### Dataset records
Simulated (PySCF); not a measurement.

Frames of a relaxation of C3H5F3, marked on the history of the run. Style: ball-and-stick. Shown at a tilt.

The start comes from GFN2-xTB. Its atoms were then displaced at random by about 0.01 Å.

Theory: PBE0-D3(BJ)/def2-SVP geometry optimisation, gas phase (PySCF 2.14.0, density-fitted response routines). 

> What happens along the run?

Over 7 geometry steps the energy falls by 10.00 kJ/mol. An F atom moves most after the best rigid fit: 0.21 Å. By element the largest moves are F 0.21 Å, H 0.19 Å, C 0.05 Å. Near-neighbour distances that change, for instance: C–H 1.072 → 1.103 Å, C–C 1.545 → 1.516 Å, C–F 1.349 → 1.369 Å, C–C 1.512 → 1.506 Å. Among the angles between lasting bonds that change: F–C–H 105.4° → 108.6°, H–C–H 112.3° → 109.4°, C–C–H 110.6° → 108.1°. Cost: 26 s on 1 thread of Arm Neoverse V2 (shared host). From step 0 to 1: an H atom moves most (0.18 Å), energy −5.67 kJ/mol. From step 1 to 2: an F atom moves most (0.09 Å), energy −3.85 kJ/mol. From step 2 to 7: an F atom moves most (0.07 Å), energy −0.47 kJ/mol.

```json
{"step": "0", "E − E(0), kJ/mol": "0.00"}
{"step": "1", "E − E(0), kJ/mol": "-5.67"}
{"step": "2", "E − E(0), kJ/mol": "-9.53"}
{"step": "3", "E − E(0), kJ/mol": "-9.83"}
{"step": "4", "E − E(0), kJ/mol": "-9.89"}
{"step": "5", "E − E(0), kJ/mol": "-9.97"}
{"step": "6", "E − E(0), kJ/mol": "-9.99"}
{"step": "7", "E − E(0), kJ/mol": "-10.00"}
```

### Work item
Each line from the start of the listing above through the line containing "Theory: PBE0-D3(BJ)/def2-SVP geometry" must be reproduced exactly. Leave out the rest.

### Answer section
Simulated (PySCF); not a measurement.

Frames of a relaxation of C3H5F3, marked on the history of the run. Style: ball-and-stick. Shown at a tilt.

The start comes from GFN2-xTB. Its atoms were then displaced at random by about 0.01 Å.

Theory: PBE0-D3(BJ)/def2-SVP geometry optimisation, gas phase (PySCF 2.14.0, density-fitted response routines). 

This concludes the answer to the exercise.